## Record set
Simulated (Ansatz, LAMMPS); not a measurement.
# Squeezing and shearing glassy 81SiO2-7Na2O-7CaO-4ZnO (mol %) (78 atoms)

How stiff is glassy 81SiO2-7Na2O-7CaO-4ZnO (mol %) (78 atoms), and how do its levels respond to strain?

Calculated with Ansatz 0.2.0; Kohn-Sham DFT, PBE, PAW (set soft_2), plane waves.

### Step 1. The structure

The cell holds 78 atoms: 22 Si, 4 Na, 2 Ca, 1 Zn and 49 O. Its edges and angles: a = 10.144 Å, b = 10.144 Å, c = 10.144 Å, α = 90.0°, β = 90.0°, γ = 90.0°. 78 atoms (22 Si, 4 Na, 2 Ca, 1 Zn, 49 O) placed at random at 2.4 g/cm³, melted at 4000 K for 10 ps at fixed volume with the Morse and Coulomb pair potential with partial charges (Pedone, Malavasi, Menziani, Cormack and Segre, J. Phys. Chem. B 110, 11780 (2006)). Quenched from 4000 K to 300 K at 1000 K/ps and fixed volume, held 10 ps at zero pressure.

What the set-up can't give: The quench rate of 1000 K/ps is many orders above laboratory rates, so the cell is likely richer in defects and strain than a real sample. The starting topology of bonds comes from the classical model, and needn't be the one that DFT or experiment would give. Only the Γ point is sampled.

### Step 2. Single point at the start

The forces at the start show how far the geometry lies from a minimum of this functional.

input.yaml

## Work task
Your response must consist of the entries, reproduced exactly.

## Answer box
Simulated (Ansatz, LAMMPS); not a measurement.
# Squeezing and shearing glassy 81SiO2-7Na2O-7CaO-4ZnO (mol %) (78 atoms)

How stiff is glassy 81SiO2-7Na2O-7CaO-4ZnO (mol %) (78 atoms), and how do its levels respond to strain?

Calculated with Ansatz 0.2.0; Kohn-Sham DFT, PBE, PAW (set soft_2), plane waves.

### Step 1. The structure

The cell holds 78 atoms: 22 Si, 4 Na, 2 Ca, 1 Zn and 49 O. Its edges and angles: a = 10.144 Å, b = 10.144 Å, c = 10.144 Å, α = 90.0°, β = 90.0°, γ = 90.0°. 78 atoms (22 Si, 4 Na, 2 Ca, 1 Zn, 49 O) placed at random at 2.4 g/cm³, melted at 4000 K for 10 ps at fixed volume with the Morse and Coulomb pair potential with partial charges (Pedone, Malavasi, Menziani, Cormack and Segre, J. Phys. Chem. B 110, 11780 (2006)). Quenched from 4000 K to 300 K at 1000 K/ps and fixed volume, held 10 ps at zero pressure.

What the set-up can't give: The quench rate of 1000 K/ps is many orders above laboratory rates, so the cell is likely richer in defects and strain than a real sample. The starting topology of bonds comes from the classical model, and needn't be the one that DFT or experiment would give. Only the Γ point is sampled.

### Step 2. Single point at the start

The forces at the start show how far the geometry lies from a minimum of this functional.

input.yaml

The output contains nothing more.